*ASSIGNED TASK*.
Give back the entries exactly, ending with the "### 2 Single point, r2SCAN" line.

*DATA SECTION*.
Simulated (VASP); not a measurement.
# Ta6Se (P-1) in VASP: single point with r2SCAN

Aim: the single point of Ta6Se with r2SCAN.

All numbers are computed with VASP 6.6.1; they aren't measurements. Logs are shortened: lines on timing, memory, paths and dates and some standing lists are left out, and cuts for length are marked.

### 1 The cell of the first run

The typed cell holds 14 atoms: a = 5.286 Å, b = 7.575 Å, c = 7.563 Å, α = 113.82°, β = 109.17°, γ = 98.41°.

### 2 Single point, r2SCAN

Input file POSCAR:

*EXERCISE ANSWER*.
Simulated (VASP); not a measurement.
# Ta6Se (P-1) in VASP: single point with r2SCAN

Aim: the single point of Ta6Se with r2SCAN.

All numbers are computed with VASP 6.6.1; they aren't measurements. Logs are shortened: lines on timing, memory, paths and dates and some standing lists are left out, and cuts for length are marked.

### 1 The cell of the first run

The typed cell holds 14 atoms: a = 5.286 Å, b = 7.575 Å, c = 7.563 Å, α = 113.82°, β = 109.17°, γ = 98.41°.

### 2 Single point, r2SCAN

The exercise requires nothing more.